**Information given**
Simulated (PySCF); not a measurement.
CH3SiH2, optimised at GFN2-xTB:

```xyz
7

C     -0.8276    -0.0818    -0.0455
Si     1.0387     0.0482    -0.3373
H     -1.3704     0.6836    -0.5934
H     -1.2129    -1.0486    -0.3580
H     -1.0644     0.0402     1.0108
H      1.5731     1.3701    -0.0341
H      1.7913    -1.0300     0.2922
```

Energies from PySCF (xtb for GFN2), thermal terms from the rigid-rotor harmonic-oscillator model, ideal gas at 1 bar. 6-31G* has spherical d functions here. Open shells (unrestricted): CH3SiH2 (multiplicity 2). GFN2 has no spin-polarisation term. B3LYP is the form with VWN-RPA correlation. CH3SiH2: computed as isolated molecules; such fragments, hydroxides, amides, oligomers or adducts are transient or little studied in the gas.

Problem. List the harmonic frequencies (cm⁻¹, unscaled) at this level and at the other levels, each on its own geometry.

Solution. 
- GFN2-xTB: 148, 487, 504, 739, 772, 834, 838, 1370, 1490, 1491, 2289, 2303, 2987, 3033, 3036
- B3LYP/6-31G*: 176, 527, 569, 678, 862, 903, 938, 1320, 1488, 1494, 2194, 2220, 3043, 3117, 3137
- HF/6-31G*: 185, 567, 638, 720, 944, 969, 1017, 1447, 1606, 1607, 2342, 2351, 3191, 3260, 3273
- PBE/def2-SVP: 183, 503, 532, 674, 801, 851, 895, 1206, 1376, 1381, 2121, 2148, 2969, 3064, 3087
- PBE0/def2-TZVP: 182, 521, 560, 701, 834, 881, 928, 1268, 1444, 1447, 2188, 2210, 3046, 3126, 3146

**Work instruction**
Output, exactly and in full, the lines from the start of the entries above through the line that contains "2969, 3064, 3087".

**Expected answer**
Simulated (PySCF); not a measurement.
CH3SiH2, optimised at GFN2-xTB:

```xyz
7

C     -0.8276    -0.0818    -0.0455
Si     1.0387     0.0482    -0.3373
H     -1.3704     0.6836    -0.5934
H     -1.2129    -1.0486    -0.3580
H     -1.0644     0.0402     1.0108
H      1.5731     1.3701    -0.0341
H      1.7913    -1.0300     0.2922
```

Energies from PySCF (xtb for GFN2), thermal terms from the rigid-rotor harmonic-oscillator model, ideal gas at 1 bar. 6-31G* has spherical d functions here. Open shells (unrestricted): CH3SiH2 (multiplicity 2). GFN2 has no spin-polarisation term. B3LYP is the form with VWN-RPA correlation. CH3SiH2: computed as isolated molecules; such fragments, hydroxides, amides, oligomers or adducts are transient or little studied in the gas.

Problem. List the harmonic frequencies (cm⁻¹, unscaled) at this level and at the other levels, each on its own geometry.

Solution. 
- GFN2-xTB: 148, 487, 504, 739, 772, 834, 838, 1370, 1490, 1491, 2289, 2303, 2987, 3033, 3036
- B3LYP/6-31G*: 176, 527, 569, 678, 862, 903, 938, 1320, 1488, 1494, 2194, 2220, 3043, 3117, 3137
- HF/6-31G*: 185, 567, 638, 720, 944, 969, 1017, 1447, 1606, 1607, 2342, 2351, 3191, 3260, 3273
- PBE/def2-SVP: 183, 503, 532, 674, 801, 851, 895, 1206, 1376, 1381, 2121, 2148, 2969, 3064, 3087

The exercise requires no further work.